- Opening Delimiter -

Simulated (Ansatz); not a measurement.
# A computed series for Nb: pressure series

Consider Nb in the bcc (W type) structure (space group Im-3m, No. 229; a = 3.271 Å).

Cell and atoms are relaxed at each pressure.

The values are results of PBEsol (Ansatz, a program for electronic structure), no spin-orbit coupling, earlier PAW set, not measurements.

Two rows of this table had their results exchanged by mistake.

- Closing Delimiter -

Nothing in the records above may be left out; repeat them exactly.

Simulated (Ansatz); not a measurement.
# A computed series for Nb: pressure series

Consider Nb in the bcc (W type) structure (space group Im-3m, No. 229; a = 3.271 Å).

Cell and atoms are relaxed at each pressure.

The values are results of PBEsol (Ansatz, a program for electronic structure), no spin-orbit coupling, earlier PAW set, not measurements.

Two rows of this table had their results exchanged by mistake.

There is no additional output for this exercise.